DATA SHOWN:
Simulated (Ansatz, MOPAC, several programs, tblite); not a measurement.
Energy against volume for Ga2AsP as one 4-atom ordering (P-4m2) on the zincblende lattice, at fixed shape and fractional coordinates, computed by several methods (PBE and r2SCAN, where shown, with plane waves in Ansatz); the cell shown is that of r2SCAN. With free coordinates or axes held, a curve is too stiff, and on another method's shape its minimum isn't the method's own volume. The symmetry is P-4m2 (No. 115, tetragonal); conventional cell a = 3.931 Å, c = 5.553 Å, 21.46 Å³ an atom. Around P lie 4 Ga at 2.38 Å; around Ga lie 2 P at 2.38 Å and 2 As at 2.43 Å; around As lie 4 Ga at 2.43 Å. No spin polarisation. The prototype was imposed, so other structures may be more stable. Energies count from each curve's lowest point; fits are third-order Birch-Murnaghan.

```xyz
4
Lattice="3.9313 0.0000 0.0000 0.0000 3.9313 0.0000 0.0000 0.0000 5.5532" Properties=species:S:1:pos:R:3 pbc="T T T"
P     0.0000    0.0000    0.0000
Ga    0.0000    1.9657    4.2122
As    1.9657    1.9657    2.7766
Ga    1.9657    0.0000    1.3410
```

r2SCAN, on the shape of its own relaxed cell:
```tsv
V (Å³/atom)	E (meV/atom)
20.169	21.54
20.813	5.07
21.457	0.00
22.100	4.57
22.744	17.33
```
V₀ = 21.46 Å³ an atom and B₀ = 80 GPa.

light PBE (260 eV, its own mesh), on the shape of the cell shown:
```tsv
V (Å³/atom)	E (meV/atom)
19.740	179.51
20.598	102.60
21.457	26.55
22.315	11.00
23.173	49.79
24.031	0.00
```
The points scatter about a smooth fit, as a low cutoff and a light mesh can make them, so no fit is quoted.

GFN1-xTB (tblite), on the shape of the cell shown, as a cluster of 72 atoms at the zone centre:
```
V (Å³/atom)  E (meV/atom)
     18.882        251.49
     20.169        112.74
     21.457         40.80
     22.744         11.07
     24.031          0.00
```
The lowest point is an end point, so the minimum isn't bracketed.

REQUIREMENT: From the entries above, give again exactly the lines running from the line with "V₀ = 21.46 Å³ an atom and B₀ = 80 GPa." to the line with "GFN1-xTB (tblite), on"; include both of those lines.

WRITTEN RESPONSE:
V₀ = 21.46 Å³ an atom and B₀ = 80 GPa.

light PBE (260 eV, its own mesh), on the shape of the cell shown:
```tsv
V (Å³/atom)	E (meV/atom)
19.740	179.51
20.598	102.60
21.457	26.55
22.315	11.00
23.173	49.79
24.031	0.00
```
The points scatter about a smooth fit, as a low cutoff and a light mesh can make them, so no fit is quoted.

GFN1-xTB (tblite), on the shape of the cell shown, as a cluster of 72 atoms at the zone centre:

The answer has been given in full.